§ **Data extracts**:
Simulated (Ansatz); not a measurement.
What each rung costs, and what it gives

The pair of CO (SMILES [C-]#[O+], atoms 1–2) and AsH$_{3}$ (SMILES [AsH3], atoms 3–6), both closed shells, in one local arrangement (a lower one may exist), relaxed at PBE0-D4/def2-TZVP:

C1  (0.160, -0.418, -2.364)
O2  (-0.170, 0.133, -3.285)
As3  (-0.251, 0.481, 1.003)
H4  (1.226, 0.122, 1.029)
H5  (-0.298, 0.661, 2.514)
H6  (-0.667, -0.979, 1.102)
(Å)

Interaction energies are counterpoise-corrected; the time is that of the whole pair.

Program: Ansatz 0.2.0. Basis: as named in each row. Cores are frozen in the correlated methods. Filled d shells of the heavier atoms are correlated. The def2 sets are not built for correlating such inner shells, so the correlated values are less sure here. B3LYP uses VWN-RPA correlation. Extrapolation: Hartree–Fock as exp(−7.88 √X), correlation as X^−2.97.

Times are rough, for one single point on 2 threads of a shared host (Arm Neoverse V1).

§ **Activity**: With nothing added or dropped, reproduce all the data exactly.

§ **Exercise solution**:
Simulated (Ansatz); not a measurement.
What each rung costs, and what it gives

The pair of CO (SMILES [C-]#[O+], atoms 1–2) and AsH$_{3}$ (SMILES [AsH3], atoms 3–6), both closed shells, in one local arrangement (a lower one may exist), relaxed at PBE0-D4/def2-TZVP:

C1  (0.160, -0.418, -2.364)
O2  (-0.170, 0.133, -3.285)
As3  (-0.251, 0.481, 1.003)
H4  (1.226, 0.122, 1.029)
H5  (-0.298, 0.661, 2.514)
H6  (-0.667, -0.979, 1.102)
(Å)

Interaction energies are counterpoise-corrected; the time is that of the whole pair.

Program: Ansatz 0.2.0. Basis: as named in each row. Cores are frozen in the correlated methods. Filled d shells of the heavier atoms are correlated. The def2 sets are not built for correlating such inner shells, so the correlated values are less sure here. B3LYP uses VWN-RPA correlation. Extrapolation: Hartree–Fock as exp(−7.88 √X), correlation as X^−2.97.

Times are rough, for one single point on 2 threads of a shared host (Arm Neoverse V1).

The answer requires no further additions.